_Dataset extract_.
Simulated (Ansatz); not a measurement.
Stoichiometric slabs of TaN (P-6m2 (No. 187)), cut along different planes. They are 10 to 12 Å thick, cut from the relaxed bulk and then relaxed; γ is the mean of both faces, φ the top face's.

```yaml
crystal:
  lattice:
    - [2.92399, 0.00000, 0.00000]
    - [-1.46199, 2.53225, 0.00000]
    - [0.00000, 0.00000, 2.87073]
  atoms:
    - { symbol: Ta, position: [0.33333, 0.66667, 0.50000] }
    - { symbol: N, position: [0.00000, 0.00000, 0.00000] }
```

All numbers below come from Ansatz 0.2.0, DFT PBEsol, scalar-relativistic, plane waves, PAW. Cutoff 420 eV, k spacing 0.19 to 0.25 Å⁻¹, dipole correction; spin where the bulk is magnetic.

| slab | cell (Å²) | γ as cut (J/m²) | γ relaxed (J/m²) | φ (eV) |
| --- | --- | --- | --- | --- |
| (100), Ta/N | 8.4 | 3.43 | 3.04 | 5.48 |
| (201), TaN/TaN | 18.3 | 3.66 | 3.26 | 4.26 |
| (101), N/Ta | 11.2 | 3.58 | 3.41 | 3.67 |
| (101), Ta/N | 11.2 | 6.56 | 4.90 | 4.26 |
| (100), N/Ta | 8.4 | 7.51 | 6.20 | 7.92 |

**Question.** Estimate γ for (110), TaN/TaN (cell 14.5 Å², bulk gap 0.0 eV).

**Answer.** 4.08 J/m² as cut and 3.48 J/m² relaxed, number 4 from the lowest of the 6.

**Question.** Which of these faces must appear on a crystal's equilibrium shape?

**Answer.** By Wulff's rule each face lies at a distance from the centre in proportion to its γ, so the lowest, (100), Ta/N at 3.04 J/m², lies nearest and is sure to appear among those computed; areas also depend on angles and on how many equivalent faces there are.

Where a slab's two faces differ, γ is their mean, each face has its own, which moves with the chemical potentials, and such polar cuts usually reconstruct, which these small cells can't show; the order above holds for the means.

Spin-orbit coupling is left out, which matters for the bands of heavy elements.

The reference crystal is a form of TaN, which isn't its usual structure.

_Action item_. Begin at the line that has "Where a slab's" in the entries above; stop after the line that has "Spin-orbit coupling is". Transcribe exactly those lines and no others.

_Expected answer_.
Where a slab's two faces differ, γ is their mean, each face has its own, which moves with the chemical potentials, and such polar cuts usually reconstruct, which these small cells can't show; the order above holds for the means.

Spin-orbit coupling is left out, which matters for the bands of heavy elements.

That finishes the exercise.